REQUIREMENT:
Return each line of the listing exactly as written.

ENTRIES SHOWN:
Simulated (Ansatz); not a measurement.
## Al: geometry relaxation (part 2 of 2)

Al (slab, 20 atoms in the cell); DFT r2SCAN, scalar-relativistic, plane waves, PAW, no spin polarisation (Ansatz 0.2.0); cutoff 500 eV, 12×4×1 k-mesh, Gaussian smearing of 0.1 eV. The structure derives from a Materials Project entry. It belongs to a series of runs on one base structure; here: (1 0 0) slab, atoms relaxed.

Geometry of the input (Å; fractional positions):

WRITTEN REPLY:
Simulated (Ansatz); not a measurement.
## Al: geometry relaxation (part 2 of 2)

Al (slab, 20 atoms in the cell); DFT r2SCAN, scalar-relativistic, plane waves, PAW, no spin polarisation (Ansatz 0.2.0); cutoff 500 eV, 12×4×1 k-mesh, Gaussian smearing of 0.1 eV. The structure derives from a Materials Project entry. It belongs to a series of runs on one base structure; here: (1 0 0) slab, atoms relaxed.

Geometry of the input (Å; fractional positions):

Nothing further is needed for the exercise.